*** Data excerpts

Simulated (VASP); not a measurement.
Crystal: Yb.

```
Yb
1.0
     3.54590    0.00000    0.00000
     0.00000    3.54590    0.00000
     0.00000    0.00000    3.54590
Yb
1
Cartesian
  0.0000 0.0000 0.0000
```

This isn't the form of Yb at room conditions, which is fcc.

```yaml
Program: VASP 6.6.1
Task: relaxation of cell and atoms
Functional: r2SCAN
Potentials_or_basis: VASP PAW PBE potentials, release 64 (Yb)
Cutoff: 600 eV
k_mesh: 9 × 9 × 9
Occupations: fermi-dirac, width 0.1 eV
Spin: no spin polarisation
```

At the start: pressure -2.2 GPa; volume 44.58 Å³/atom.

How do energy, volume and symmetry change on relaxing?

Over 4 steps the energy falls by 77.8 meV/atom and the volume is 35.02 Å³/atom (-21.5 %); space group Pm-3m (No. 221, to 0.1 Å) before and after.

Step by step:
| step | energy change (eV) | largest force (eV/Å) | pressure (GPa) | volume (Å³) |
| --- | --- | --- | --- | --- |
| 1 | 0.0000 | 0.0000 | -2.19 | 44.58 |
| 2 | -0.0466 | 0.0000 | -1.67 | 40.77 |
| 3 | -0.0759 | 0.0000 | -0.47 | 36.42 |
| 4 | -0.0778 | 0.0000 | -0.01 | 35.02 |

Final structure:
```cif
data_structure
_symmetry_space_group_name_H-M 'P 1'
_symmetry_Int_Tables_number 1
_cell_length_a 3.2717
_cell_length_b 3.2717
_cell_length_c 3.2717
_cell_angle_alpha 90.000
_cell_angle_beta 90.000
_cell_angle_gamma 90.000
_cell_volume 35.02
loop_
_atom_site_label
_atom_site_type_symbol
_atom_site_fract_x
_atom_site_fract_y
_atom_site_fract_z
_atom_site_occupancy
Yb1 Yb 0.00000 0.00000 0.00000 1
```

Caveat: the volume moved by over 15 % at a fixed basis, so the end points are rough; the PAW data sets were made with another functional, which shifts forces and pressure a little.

******

Brief
Word for word, reproduce the listing from its first line through the line that has "How do energy, volume" in it, and go no further.

Answer box
Simulated (VASP); not a measurement.
Crystal: Yb.

```
Yb
1.0
     3.54590    0.00000    0.00000
     0.00000    3.54590    0.00000
     0.00000    0.00000    3.54590
Yb
1
Cartesian
  0.0000 0.0000 0.0000
```

This isn't the form of Yb at room conditions, which is fcc.

```yaml
Program: VASP 6.6.1
Task: relaxation of cell and atoms
Functional: r2SCAN
Potentials_or_basis: VASP PAW PBE potentials, release 64 (Yb)
Cutoff: 600 eV
k_mesh: 9 × 9 × 9
Occupations: fermi-dirac, width 0.1 eV
Spin: no spin polarisation
```

At the start: pressure -2.2 GPa; volume 44.58 Å³/atom.

How do energy, volume and symmetry change on relaxing?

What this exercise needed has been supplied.